## EXTRACTED ENTRIES
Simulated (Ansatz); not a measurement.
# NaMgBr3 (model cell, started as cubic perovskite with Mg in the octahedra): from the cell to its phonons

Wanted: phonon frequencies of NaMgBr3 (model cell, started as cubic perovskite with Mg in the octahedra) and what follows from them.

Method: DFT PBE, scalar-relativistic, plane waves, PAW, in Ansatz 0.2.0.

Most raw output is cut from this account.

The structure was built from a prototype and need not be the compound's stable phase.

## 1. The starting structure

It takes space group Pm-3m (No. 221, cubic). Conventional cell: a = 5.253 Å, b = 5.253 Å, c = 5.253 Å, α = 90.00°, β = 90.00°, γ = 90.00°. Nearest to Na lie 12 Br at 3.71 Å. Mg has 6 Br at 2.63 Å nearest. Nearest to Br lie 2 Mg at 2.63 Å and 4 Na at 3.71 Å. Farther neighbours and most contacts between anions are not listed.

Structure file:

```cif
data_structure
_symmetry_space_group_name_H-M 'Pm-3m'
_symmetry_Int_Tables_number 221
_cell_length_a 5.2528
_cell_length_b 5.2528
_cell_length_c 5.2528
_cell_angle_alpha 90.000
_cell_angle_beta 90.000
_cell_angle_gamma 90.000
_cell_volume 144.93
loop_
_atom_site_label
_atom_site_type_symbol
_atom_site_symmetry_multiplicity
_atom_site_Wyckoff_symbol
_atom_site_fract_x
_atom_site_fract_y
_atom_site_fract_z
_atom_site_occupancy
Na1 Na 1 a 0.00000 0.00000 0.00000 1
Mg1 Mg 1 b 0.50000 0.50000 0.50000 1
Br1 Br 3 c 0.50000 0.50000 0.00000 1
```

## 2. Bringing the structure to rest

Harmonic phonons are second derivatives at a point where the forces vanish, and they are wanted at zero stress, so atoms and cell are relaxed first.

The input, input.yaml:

## ASSIGNED TASK
Write out the records exactly, starting at the first line and stopping after the line that contains "Harmonic phonons are".

## WRITTEN ANSWER
Simulated (Ansatz); not a measurement.
# NaMgBr3 (model cell, started as cubic perovskite with Mg in the octahedra): from the cell to its phonons

Wanted: phonon frequencies of NaMgBr3 (model cell, started as cubic perovskite with Mg in the octahedra) and what follows from them.

Method: DFT PBE, scalar-relativistic, plane waves, PAW, in Ansatz 0.2.0.

Most raw output is cut from this account.

The structure was built from a prototype and need not be the compound's stable phase.

## 1. The starting structure

It takes space group Pm-3m (No. 221, cubic). Conventional cell: a = 5.253 Å, b = 5.253 Å, c = 5.253 Å, α = 90.00°, β = 90.00°, γ = 90.00°. Nearest to Na lie 12 Br at 3.71 Å. Mg has 6 Br at 2.63 Å nearest. Nearest to Br lie 2 Mg at 2.63 Å and 4 Na at 3.71 Å. Farther neighbours and most contacts between anions are not listed.

Structure file:

```cif
data_structure
_symmetry_space_group_name_H-M 'Pm-3m'
_symmetry_Int_Tables_number 221
_cell_length_a 5.2528
_cell_length_b 5.2528
_cell_length_c 5.2528
_cell_angle_alpha 90.000
_cell_angle_beta 90.000
_cell_angle_gamma 90.000
_cell_volume 144.93
loop_
_atom_site_label
_atom_site_type_symbol
_atom_site_symmetry_multiplicity
_atom_site_Wyckoff_symbol
_atom_site_fract_x
_atom_site_fract_y
_atom_site_fract_z
_atom_site_occupancy
Na1 Na 1 a 0.00000 0.00000 0.00000 1
Mg1 Mg 1 b 0.50000 0.50000 0.50000 1
Br1 Br 3 c 0.50000 0.50000 0.00000 1
```

## 2. Bringing the structure to rest

Harmonic phonons are second derivatives at a point where the forces vanish, and they are wanted at zero stress, so atoms and cell are relaxed first.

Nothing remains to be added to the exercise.